*Data for analysis*:
··········

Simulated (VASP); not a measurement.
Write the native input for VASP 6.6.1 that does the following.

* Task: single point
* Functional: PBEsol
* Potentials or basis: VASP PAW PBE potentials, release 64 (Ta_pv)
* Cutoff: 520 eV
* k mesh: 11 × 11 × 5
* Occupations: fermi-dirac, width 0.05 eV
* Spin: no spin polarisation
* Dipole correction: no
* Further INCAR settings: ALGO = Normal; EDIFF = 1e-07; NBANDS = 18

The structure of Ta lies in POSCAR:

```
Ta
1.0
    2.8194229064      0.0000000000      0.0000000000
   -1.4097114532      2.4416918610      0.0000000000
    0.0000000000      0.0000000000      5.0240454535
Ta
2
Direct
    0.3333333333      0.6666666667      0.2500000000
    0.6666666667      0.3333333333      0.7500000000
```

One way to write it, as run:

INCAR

··········

*Work task*: Output all of the data exactly.

*Answer space*:
Simulated (VASP); not a measurement.
Write the native input for VASP 6.6.1 that does the following.

* Task: single point
* Functional: PBEsol
* Potentials or basis: VASP PAW PBE potentials, release 64 (Ta_pv)
* Cutoff: 520 eV
* k mesh: 11 × 11 × 5
* Occupations: fermi-dirac, width 0.05 eV
* Spin: no spin polarisation
* Dipole correction: no
* Further INCAR settings: ALGO = Normal; EDIFF = 1e-07; NBANDS = 18

The structure of Ta lies in POSCAR:

```
Ta
1.0
    2.8194229064      0.0000000000      0.0000000000
   -1.4097114532      2.4416918610      0.0000000000
    0.0000000000      0.0000000000      5.0240454535
Ta
2
Direct
    0.3333333333      0.6666666667      0.2500000000
    0.6666666667      0.3333333333      0.7500000000
```

One way to write it, as run:

INCAR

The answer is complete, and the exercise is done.